**Brief**
Print the lines in the listing below that fall between the line with "MoSe2 (P6_3/mmc, No." and the line with "strong is it?**", those two lines included, exactly as they stand and with nothing else.

================

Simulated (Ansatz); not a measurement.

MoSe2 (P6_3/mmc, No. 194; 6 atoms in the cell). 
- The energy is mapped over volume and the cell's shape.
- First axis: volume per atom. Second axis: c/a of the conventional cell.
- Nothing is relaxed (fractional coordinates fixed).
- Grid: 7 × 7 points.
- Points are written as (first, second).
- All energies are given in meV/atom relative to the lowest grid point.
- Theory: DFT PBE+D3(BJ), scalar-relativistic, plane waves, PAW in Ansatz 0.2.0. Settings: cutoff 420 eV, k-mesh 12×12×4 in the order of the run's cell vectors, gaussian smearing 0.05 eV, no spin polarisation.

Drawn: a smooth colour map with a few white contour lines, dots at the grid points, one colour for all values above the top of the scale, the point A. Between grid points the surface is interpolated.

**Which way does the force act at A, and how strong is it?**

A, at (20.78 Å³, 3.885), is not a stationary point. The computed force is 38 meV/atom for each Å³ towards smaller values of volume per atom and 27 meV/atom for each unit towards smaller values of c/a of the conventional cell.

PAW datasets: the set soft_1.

================

**Written reply**
MoSe2 (P6_3/mmc, No. 194; 6 atoms in the cell). 
- The energy is mapped over volume and the cell's shape.
- First axis: volume per atom. Second axis: c/a of the conventional cell.
- Nothing is relaxed (fractional coordinates fixed).
- Grid: 7 × 7 points.
- Points are written as (first, second).
- All energies are given in meV/atom relative to the lowest grid point.
- Theory: DFT PBE+D3(BJ), scalar-relativistic, plane waves, PAW in Ansatz 0.2.0. Settings: cutoff 420 eV, k-mesh 12×12×4 in the order of the run's cell vectors, gaussian smearing 0.05 eV, no spin polarisation.

Drawn: a smooth colour map with a few white contour lines, dots at the grid points, one colour for all values above the top of the scale, the point A. Between grid points the surface is interpolated.

**Which way does the force act at A, and how strong is it?**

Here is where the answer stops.